• _Dataset_
▼
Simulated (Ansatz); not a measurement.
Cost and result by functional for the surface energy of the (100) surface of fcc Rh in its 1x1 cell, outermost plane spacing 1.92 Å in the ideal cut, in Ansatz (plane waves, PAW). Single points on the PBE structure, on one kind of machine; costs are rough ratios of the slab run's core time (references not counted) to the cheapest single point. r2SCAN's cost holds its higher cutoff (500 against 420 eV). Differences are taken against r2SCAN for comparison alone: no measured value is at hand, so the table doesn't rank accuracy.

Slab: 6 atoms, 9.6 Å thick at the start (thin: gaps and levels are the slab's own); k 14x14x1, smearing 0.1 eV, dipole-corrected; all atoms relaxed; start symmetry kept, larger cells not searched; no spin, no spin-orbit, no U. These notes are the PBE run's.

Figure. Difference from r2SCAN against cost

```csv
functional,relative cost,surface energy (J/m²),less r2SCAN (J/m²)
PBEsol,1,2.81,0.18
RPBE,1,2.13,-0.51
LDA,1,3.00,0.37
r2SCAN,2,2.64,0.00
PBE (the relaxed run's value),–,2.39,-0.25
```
▲

• _Work order_
Nothing above should be left out; write out every record exactly.

• _Task result_
Simulated (Ansatz); not a measurement.
Cost and result by functional for the surface energy of the (100) surface of fcc Rh in its 1x1 cell, outermost plane spacing 1.92 Å in the ideal cut, in Ansatz (plane waves, PAW). Single points on the PBE structure, on one kind of machine; costs are rough ratios of the slab run's core time (references not counted) to the cheapest single point. r2SCAN's cost holds its higher cutoff (500 against 420 eV). Differences are taken against r2SCAN for comparison alone: no measured value is at hand, so the table doesn't rank accuracy.

Slab: 6 atoms, 9.6 Å thick at the start (thin: gaps and levels are the slab's own); k 14x14x1, smearing 0.1 eV, dipole-corrected; all atoms relaxed; start symmetry kept, larger cells not searched; no spin, no spin-orbit, no U. These notes are the PBE run's.

Figure. Difference from r2SCAN against cost

```csv
functional,relative cost,surface energy (J/m²),less r2SCAN (J/m²)
PBEsol,1,2.81,0.18
RPBE,1,2.13,-0.51
LDA,1,3.00,0.37
r2SCAN,2,2.64,0.00
PBE (the relaxed run's value),–,2.39,-0.25
```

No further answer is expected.